• **Extracted data**
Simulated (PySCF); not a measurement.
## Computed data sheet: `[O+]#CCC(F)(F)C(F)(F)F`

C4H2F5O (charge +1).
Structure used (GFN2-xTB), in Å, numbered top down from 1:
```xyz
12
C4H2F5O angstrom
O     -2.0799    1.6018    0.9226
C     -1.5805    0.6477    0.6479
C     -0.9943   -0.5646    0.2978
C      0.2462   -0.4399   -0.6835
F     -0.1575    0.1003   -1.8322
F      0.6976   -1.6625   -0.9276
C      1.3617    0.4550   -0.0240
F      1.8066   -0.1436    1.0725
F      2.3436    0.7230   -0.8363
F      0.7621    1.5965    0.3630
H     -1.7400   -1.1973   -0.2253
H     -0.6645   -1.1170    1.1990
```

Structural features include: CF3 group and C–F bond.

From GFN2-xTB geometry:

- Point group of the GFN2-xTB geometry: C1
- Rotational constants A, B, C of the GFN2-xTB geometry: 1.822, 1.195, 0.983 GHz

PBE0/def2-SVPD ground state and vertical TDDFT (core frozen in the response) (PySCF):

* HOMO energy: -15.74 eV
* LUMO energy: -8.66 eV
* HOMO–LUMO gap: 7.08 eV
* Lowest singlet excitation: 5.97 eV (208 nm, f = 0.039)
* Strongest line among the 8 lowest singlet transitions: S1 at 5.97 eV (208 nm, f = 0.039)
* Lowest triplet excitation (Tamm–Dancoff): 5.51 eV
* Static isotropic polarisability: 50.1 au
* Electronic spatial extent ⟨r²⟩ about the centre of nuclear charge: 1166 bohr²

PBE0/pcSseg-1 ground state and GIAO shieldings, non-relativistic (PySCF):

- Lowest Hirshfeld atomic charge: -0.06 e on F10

• **Assigned task**
Each line of the data above is to be set down exactly.

• **Response**
Simulated (PySCF); not a measurement.
## Computed data sheet: `[O+]#CCC(F)(F)C(F)(F)F`

C4H2F5O (charge +1).
Structure used (GFN2-xTB), in Å, numbered top down from 1:
```xyz
12
C4H2F5O angstrom
O     -2.0799    1.6018    0.9226
C     -1.5805    0.6477    0.6479
C     -0.9943   -0.5646    0.2978
C      0.2462   -0.4399   -0.6835
F     -0.1575    0.1003   -1.8322
F      0.6976   -1.6625   -0.9276
C      1.3617    0.4550   -0.0240
F      1.8066   -0.1436    1.0725
F      2.3436    0.7230   -0.8363
F      0.7621    1.5965    0.3630
H     -1.7400   -1.1973   -0.2253
H     -0.6645   -1.1170    1.1990
```

Structural features include: CF3 group and C–F bond.

From GFN2-xTB geometry:

- Point group of the GFN2-xTB geometry: C1
- Rotational constants A, B, C of the GFN2-xTB geometry: 1.822, 1.195, 0.983 GHz

PBE0/def2-SVPD ground state and vertical TDDFT (core frozen in the response) (PySCF):

* HOMO energy: -15.74 eV
* LUMO energy: -8.66 eV
* HOMO–LUMO gap: 7.08 eV
* Lowest singlet excitation: 5.97 eV (208 nm, f = 0.039)
* Strongest line among the 8 lowest singlet transitions: S1 at 5.97 eV (208 nm, f = 0.039)
* Lowest triplet excitation (Tamm–Dancoff): 5.51 eV
* Static isotropic polarisability: 50.1 au
* Electronic spatial extent ⟨r²⟩ about the centre of nuclear charge: 1166 bohr²

PBE0/pcSseg-1 ground state and GIAO shieldings, non-relativistic (PySCF):

- Lowest Hirshfeld atomic charge: -0.06 e on F10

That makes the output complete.